** TASK ITEM **
Without changing anything, reproduce every record below.

** SUPPLIED INFORMATION **

# # # #

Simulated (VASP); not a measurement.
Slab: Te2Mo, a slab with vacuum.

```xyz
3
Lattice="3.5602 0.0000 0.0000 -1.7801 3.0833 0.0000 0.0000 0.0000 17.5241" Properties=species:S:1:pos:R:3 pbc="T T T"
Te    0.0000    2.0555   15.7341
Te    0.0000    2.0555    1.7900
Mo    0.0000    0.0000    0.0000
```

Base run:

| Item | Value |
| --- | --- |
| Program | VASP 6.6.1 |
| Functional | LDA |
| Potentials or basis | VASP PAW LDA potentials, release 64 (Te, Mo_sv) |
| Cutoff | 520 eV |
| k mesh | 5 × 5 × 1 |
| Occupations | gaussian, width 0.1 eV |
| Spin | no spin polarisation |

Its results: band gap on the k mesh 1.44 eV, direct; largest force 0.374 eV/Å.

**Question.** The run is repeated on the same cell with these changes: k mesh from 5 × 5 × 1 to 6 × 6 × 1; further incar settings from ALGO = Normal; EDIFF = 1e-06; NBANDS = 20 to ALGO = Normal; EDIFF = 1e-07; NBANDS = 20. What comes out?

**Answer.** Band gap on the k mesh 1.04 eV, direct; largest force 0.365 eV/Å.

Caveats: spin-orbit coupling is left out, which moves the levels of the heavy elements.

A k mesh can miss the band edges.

# # # #

** YOUR SOLUTION **
Simulated (VASP); not a measurement.
Slab: Te2Mo, a slab with vacuum.

```xyz
3
Lattice="3.5602 0.0000 0.0000 -1.7801 3.0833 0.0000 0.0000 0.0000 17.5241" Properties=species:S:1:pos:R:3 pbc="T T T"
Te    0.0000    2.0555   15.7341
Te    0.0000    2.0555    1.7900
Mo    0.0000    0.0000    0.0000
```

Base run:

| Item | Value |
| --- | --- |
| Program | VASP 6.6.1 |
| Functional | LDA |
| Potentials or basis | VASP PAW LDA potentials, release 64 (Te, Mo_sv) |
| Cutoff | 520 eV |
| k mesh | 5 × 5 × 1 |
| Occupations | gaussian, width 0.1 eV |
| Spin | no spin polarisation |

Its results: band gap on the k mesh 1.44 eV, direct; largest force 0.374 eV/Å.

**Question.** The run is repeated on the same cell with these changes: k mesh from 5 × 5 × 1 to 6 × 6 × 1; further incar settings from ALGO = Normal; EDIFF = 1e-06; NBANDS = 20 to ALGO = Normal; EDIFF = 1e-07; NBANDS = 20. What comes out?

**Answer.** Band gap on the k mesh 1.04 eV, direct; largest force 0.365 eV/Å.

Caveats: spin-orbit coupling is left out, which moves the levels of the heavy elements.

A k mesh can miss the band edges.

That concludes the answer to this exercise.